> [Data to examine]
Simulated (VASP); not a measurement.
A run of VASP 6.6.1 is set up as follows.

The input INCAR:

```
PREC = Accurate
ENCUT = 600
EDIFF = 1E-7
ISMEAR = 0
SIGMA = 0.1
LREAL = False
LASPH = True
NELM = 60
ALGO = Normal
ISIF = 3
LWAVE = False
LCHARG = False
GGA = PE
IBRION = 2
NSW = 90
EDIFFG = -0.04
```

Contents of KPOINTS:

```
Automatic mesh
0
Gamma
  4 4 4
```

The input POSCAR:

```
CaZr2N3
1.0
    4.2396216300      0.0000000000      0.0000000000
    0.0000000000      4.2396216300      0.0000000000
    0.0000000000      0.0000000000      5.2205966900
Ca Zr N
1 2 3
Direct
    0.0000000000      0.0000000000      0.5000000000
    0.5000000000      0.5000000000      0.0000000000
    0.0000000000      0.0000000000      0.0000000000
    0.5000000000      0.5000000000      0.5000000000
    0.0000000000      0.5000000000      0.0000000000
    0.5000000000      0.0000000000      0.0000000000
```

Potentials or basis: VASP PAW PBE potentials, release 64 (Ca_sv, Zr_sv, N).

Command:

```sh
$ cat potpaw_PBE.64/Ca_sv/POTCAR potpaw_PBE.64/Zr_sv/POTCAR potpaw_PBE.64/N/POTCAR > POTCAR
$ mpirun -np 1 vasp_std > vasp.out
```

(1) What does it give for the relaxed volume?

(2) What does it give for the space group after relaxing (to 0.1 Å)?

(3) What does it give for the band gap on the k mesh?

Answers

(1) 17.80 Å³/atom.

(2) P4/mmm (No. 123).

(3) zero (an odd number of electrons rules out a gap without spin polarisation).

> [Requirement] Extract from the records above the lines from the one containing "(1) What does it give for the relaxed volume?" to the one containing "(2) P4/mmm (No. 123).", both lines included, exactly as they appear and with nothing else.

> [Expected answer]
(1) What does it give for the relaxed volume?

(2) What does it give for the space group after relaxing (to 0.1 Å)?

(3) What does it give for the band gap on the k mesh?

Answers

(1) 17.80 Å³/atom.

(2) P4/mmm (No. 123).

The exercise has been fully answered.